#### Dataset excerpts:
________

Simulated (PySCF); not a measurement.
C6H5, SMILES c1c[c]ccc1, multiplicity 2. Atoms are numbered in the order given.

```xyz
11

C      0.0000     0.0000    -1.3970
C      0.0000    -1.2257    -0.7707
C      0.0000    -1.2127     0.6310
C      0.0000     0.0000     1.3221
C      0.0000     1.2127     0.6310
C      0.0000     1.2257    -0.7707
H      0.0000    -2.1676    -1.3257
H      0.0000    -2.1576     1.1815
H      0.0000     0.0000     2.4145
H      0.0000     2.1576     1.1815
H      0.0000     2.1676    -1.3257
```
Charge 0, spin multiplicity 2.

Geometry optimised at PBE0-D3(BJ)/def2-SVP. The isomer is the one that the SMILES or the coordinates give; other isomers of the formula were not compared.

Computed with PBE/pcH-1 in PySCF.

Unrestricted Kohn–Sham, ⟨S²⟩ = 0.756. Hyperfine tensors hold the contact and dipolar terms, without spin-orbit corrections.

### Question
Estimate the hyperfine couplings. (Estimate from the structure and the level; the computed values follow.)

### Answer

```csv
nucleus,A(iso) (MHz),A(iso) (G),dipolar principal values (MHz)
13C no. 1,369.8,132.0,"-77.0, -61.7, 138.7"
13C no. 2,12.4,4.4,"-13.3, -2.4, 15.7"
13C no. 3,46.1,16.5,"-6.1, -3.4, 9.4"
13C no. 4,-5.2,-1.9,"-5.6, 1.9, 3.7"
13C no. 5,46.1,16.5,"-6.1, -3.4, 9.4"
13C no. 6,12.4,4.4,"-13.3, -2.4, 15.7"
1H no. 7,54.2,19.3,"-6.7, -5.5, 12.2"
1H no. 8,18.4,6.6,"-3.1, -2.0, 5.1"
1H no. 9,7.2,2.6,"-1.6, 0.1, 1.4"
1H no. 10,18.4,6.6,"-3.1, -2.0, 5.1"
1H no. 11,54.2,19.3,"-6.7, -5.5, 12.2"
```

________

#### Assigned task:
Every line from the first through the one containing "Charge 0, spin multiplicity 2." in the listing above must be given again exactly, with nothing else alongside.

#### Response box:
Simulated (PySCF); not a measurement.
C6H5, SMILES c1c[c]ccc1, multiplicity 2. Atoms are numbered in the order given.

```xyz
11

C      0.0000     0.0000    -1.3970
C      0.0000    -1.2257    -0.7707
C      0.0000    -1.2127     0.6310
C      0.0000     0.0000     1.3221
C      0.0000     1.2127     0.6310
C      0.0000     1.2257    -0.7707
H      0.0000    -2.1676    -1.3257
H      0.0000    -2.1576     1.1815
H      0.0000     0.0000     2.4145
H      0.0000     2.1576     1.1815
H      0.0000     2.1676    -1.3257
```
Charge 0, spin multiplicity 2.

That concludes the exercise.